EXERCISE:
For the records below, output each line exactly as it appears, from the first through the line with "Answer: 8.5 GPa.".

STORED DATA:
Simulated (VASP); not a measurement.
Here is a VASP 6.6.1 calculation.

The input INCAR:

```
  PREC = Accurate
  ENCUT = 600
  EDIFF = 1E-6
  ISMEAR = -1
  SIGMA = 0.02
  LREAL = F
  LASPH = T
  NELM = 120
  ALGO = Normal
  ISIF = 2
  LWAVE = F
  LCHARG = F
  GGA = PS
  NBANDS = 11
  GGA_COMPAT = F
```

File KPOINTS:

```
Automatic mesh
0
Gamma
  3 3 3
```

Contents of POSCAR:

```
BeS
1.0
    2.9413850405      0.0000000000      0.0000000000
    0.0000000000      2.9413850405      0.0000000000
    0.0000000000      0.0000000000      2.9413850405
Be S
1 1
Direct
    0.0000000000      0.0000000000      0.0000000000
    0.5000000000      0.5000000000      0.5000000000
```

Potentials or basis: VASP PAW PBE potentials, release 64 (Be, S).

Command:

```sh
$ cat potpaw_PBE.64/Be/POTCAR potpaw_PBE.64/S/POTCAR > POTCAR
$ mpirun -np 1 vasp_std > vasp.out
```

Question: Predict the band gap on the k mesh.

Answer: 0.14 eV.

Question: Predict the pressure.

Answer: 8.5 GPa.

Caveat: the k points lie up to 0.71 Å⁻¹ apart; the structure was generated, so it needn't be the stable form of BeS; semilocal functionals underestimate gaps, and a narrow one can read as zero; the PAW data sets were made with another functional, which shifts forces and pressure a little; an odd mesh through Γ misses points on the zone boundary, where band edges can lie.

RESULT:
Simulated (VASP); not a measurement.
Here is a VASP 6.6.1 calculation.

The input INCAR:

```
  PREC = Accurate
  ENCUT = 600
  EDIFF = 1E-6
  ISMEAR = -1
  SIGMA = 0.02
  LREAL = F
  LASPH = T
  NELM = 120
  ALGO = Normal
  ISIF = 2
  LWAVE = F
  LCHARG = F
  GGA = PS
  NBANDS = 11
  GGA_COMPAT = F
```

File KPOINTS:

```
Automatic mesh
0
Gamma
  3 3 3
```

Contents of POSCAR:

```
BeS
1.0
    2.9413850405      0.0000000000      0.0000000000
    0.0000000000      2.9413850405      0.0000000000
    0.0000000000      0.0000000000      2.9413850405
Be S
1 1
Direct
    0.0000000000      0.0000000000      0.0000000000
    0.5000000000      0.5000000000      0.5000000000
```

Potentials or basis: VASP PAW PBE potentials, release 64 (Be, S).

Command:

```sh
$ cat potpaw_PBE.64/Be/POTCAR potpaw_PBE.64/S/POTCAR > POTCAR
$ mpirun -np 1 vasp_std > vasp.out
```

Question: Predict the band gap on the k mesh.

Answer: 0.14 eV.

Question: Predict the pressure.

Answer: 8.5 GPa.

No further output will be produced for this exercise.